Repeat the entries. Each one must match exactly.

=== Section Start ===
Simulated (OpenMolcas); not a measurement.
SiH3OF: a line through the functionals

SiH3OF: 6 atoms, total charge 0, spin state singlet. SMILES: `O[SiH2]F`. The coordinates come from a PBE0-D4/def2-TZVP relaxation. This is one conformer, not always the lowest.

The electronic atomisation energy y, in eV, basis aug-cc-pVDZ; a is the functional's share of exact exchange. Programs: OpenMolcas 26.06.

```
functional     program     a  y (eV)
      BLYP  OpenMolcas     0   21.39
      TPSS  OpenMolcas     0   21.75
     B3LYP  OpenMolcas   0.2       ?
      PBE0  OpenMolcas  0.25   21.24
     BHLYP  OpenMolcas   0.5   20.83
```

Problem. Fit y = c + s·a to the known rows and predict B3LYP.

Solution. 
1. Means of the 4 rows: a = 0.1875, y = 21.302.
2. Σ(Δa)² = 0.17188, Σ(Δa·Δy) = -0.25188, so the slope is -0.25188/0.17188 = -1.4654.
=== Section End ===

## Written answer:
Simulated (OpenMolcas); not a measurement.
SiH3OF: a line through the functionals

SiH3OF: 6 atoms, total charge 0, spin state singlet. SMILES: `O[SiH2]F`. The coordinates come from a PBE0-D4/def2-TZVP relaxation. This is one conformer, not always the lowest.

The electronic atomisation energy y, in eV, basis aug-cc-pVDZ; a is the functional's share of exact exchange. Programs: OpenMolcas 26.06.

```
functional     program     a  y (eV)
      BLYP  OpenMolcas     0   21.39
      TPSS  OpenMolcas     0   21.75
     B3LYP  OpenMolcas   0.2       ?
      PBE0  OpenMolcas  0.25   21.24
     BHLYP  OpenMolcas   0.5   20.83
```

Problem. Fit y = c + s·a to the known rows and predict B3LYP.

Solution. 
1. Means of the 4 rows: a = 0.1875, y = 21.302.
2. Σ(Δa)² = 0.17188, Σ(Δa·Δy) = -0.25188, so the slope is -0.25188/0.17188 = -1.4654.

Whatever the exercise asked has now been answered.